◆ RECORD EXCERPTS
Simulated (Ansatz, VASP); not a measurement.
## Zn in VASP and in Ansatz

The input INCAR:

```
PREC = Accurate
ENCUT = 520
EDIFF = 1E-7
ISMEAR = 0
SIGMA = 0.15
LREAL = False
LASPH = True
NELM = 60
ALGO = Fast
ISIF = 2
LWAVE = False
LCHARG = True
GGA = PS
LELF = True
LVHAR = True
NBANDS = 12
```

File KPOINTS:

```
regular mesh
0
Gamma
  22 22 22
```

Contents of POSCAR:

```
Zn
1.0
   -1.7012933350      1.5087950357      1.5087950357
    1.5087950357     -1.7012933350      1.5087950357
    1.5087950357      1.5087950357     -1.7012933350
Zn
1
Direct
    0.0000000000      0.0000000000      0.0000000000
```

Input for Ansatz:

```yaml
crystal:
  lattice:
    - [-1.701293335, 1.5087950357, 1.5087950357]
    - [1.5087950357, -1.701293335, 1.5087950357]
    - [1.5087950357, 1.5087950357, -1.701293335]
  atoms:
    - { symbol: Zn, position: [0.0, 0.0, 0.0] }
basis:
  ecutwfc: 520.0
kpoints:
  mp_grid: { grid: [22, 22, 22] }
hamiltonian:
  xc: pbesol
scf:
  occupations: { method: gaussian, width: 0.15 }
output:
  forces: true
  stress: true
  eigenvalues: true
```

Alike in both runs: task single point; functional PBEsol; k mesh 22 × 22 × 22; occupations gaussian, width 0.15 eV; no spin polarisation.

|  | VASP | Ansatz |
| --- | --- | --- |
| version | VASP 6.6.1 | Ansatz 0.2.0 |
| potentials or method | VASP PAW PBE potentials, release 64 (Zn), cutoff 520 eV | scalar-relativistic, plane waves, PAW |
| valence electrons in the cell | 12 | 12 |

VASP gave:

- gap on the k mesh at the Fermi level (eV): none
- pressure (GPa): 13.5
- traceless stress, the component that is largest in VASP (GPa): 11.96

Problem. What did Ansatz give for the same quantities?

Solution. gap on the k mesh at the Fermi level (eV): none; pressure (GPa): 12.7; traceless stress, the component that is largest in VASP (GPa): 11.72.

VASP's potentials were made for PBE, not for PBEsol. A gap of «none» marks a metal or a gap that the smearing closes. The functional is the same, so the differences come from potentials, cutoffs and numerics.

◆ EXERCISE
Would you please transcribe the lines above exactly, starting with the first line of the material and ending with the line that has "Solution. gap on"?

◆ EXERCISE RESULT
Simulated (Ansatz, VASP); not a measurement.
## Zn in VASP and in Ansatz

The input INCAR:

```
PREC = Accurate
ENCUT = 520
EDIFF = 1E-7
ISMEAR = 0
SIGMA = 0.15
LREAL = False
LASPH = True
NELM = 60
ALGO = Fast
ISIF = 2
LWAVE = False
LCHARG = True
GGA = PS
LELF = True
LVHAR = True
NBANDS = 12
```

File KPOINTS:

```
regular mesh
0
Gamma
  22 22 22
```

Contents of POSCAR:

```
Zn
1.0
   -1.7012933350      1.5087950357      1.5087950357
    1.5087950357     -1.7012933350      1.5087950357
    1.5087950357      1.5087950357     -1.7012933350
Zn
1
Direct
    0.0000000000      0.0000000000      0.0000000000
```

Input for Ansatz:

```yaml
crystal:
  lattice:
    - [-1.701293335, 1.5087950357, 1.5087950357]
    - [1.5087950357, -1.701293335, 1.5087950357]
    - [1.5087950357, 1.5087950357, -1.701293335]
  atoms:
    - { symbol: Zn, position: [0.0, 0.0, 0.0] }
basis:
  ecutwfc: 520.0
kpoints:
  mp_grid: { grid: [22, 22, 22] }
hamiltonian:
  xc: pbesol
scf:
  occupations: { method: gaussian, width: 0.15 }
output:
  forces: true
  stress: true
  eigenvalues: true
```

Alike in both runs: task single point; functional PBEsol; k mesh 22 × 22 × 22; occupations gaussian, width 0.15 eV; no spin polarisation.

|  | VASP | Ansatz |
| --- | --- | --- |
| version | VASP 6.6.1 | Ansatz 0.2.0 |
| potentials or method | VASP PAW PBE potentials, release 64 (Zn), cutoff 520 eV | scalar-relativistic, plane waves, PAW |
| valence electrons in the cell | 12 | 12 |

VASP gave:

- gap on the k mesh at the Fermi level (eV): none
- pressure (GPa): 13.5
- traceless stress, the component that is largest in VASP (GPa): 11.96

Problem. What did Ansatz give for the same quantities?

Solution. gap on the k mesh at the Fermi level (eV): none; pressure (GPa): 12.7; traceless stress, the component that is largest in VASP (GPa): 11.72.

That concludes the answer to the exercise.